Work instruction: This exercise needs the listing below duplicated exactly.

Source information:
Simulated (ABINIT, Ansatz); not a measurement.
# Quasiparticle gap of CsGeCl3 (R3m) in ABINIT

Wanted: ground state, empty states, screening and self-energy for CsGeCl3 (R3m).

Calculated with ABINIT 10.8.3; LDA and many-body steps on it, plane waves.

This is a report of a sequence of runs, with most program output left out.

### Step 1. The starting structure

Solution:
Simulated (ABINIT, Ansatz); not a measurement.
# Quasiparticle gap of CsGeCl3 (R3m) in ABINIT

Wanted: ground state, empty states, screening and self-energy for CsGeCl3 (R3m).

Calculated with ABINIT 10.8.3; LDA and many-body steps on it, plane waves.

This is a report of a sequence of runs, with most program output left out.

### Step 1. The starting structure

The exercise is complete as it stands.